Required action: Please retype all of the data below, word for word.

*** Opening Supplied information ***

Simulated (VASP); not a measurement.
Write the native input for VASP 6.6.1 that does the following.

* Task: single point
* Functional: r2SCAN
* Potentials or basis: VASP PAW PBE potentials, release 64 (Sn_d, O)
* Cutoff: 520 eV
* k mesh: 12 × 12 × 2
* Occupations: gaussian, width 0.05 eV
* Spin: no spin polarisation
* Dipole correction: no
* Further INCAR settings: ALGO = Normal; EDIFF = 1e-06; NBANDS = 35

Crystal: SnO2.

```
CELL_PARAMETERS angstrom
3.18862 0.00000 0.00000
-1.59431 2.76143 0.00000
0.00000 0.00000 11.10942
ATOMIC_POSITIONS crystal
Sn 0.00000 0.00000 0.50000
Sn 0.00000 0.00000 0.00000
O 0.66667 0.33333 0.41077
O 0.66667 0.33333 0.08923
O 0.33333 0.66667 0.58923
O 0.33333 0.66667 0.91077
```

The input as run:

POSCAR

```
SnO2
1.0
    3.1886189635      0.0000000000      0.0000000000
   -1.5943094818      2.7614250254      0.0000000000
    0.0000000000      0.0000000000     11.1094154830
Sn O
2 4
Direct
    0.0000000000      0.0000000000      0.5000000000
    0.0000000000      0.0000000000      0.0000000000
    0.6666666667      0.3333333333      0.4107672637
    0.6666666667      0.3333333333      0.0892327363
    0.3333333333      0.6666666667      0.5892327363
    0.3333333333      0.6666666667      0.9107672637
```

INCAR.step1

*** Closing Supplied information ***

Your solution:
Simulated (VASP); not a measurement.
Write the native input for VASP 6.6.1 that does the following.

* Task: single point
* Functional: r2SCAN
* Potentials or basis: VASP PAW PBE potentials, release 64 (Sn_d, O)
* Cutoff: 520 eV
* k mesh: 12 × 12 × 2
* Occupations: gaussian, width 0.05 eV
* Spin: no spin polarisation
* Dipole correction: no
* Further INCAR settings: ALGO = Normal; EDIFF = 1e-06; NBANDS = 35

Crystal: SnO2.

```
CELL_PARAMETERS angstrom
3.18862 0.00000 0.00000
-1.59431 2.76143 0.00000
0.00000 0.00000 11.10942
ATOMIC_POSITIONS crystal
Sn 0.00000 0.00000 0.50000
Sn 0.00000 0.00000 0.00000
O 0.66667 0.33333 0.41077
O 0.66667 0.33333 0.08923
O 0.33333 0.66667 0.58923
O 0.33333 0.66667 0.91077
```

The input as run:

POSCAR

```
SnO2
1.0
    3.1886189635      0.0000000000      0.0000000000
   -1.5943094818      2.7614250254      0.0000000000
    0.0000000000      0.0000000000     11.1094154830
Sn O
2 4
Direct
    0.0000000000      0.0000000000      0.5000000000
    0.0000000000      0.0000000000      0.0000000000
    0.6666666667      0.3333333333      0.4107672637
    0.6666666667      0.3333333333      0.0892327363
    0.3333333333      0.6666666667      0.5892327363
    0.3333333333      0.6666666667      0.9107672637
```

INCAR.step1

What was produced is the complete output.